◇ ◇ ◇ ◇
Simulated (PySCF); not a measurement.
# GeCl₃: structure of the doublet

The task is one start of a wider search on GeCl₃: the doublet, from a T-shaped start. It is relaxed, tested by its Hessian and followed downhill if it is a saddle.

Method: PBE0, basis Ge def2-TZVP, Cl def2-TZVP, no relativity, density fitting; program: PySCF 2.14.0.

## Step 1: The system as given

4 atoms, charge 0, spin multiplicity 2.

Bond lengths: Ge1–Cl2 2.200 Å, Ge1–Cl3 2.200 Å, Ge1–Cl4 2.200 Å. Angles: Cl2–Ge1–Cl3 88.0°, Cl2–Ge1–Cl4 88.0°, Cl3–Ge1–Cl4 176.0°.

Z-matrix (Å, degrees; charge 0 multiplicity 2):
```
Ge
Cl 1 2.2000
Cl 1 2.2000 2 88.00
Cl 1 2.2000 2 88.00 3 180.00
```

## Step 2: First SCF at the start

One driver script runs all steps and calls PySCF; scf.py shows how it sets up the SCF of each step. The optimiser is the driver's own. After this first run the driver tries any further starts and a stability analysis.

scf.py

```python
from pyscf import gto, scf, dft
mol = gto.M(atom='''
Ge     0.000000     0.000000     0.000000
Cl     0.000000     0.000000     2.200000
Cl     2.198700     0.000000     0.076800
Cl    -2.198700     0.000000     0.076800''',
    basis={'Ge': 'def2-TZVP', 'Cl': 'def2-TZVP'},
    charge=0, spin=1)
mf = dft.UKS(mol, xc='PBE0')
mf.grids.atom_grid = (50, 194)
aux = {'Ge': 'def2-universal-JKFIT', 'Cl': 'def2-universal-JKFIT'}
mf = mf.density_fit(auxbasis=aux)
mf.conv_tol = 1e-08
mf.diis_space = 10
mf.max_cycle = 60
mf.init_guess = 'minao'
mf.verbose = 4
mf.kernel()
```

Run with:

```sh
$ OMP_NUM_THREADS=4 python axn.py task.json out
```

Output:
◇ ◇ ◇ ◇

■ Assigned task ■
Restate the entries above word for word, beginning with their first line and ending with the line holding "The task is"; omit everything else.

■ Answer section ■
Simulated (PySCF); not a measurement.
# GeCl₃: structure of the doublet

The task is one start of a wider search on GeCl₃: the doublet, from a T-shaped start. It is relaxed, tested by its Hessian and followed downhill if it is a saddle.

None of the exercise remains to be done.